Exercise data:
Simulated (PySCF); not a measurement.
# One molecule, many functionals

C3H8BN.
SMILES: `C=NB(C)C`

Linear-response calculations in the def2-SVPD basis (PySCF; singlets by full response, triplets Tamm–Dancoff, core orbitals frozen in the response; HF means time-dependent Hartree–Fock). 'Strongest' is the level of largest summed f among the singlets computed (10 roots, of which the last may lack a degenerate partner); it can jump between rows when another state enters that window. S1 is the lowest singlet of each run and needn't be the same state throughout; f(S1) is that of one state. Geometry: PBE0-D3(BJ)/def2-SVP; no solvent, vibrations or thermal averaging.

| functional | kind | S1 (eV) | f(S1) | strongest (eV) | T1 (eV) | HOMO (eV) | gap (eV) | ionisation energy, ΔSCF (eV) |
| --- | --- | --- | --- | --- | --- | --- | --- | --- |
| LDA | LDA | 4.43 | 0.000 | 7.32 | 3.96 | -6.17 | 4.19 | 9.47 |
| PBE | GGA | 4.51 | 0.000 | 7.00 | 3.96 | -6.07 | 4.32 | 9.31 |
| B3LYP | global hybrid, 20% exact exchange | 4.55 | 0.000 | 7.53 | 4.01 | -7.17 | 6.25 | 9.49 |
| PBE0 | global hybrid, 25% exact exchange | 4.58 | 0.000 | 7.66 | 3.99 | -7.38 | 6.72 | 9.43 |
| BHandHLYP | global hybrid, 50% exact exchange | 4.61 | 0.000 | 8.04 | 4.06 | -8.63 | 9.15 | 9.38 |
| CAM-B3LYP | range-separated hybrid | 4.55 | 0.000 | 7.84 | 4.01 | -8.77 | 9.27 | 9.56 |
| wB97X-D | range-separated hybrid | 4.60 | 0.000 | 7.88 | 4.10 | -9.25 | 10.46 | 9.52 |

Requirement: Would you please write out, exactly and with no other lines, the stretch of the listing above from the line containing "6.25 | 9.49 |" through the line containing "9.27 | 9.56 |"?

Answer section:
| B3LYP | global hybrid, 20% exact exchange | 4.55 | 0.000 | 7.53 | 4.01 | -7.17 | 6.25 | 9.49 |
| PBE0 | global hybrid, 25% exact exchange | 4.58 | 0.000 | 7.66 | 3.99 | -7.38 | 6.72 | 9.43 |
| BHandHLYP | global hybrid, 50% exact exchange | 4.61 | 0.000 | 8.04 | 4.06 | -8.63 | 9.15 | 9.38 |
| CAM-B3LYP | range-separated hybrid | 4.55 | 0.000 | 7.84 | 4.01 | -8.77 | 9.27 | 9.56 |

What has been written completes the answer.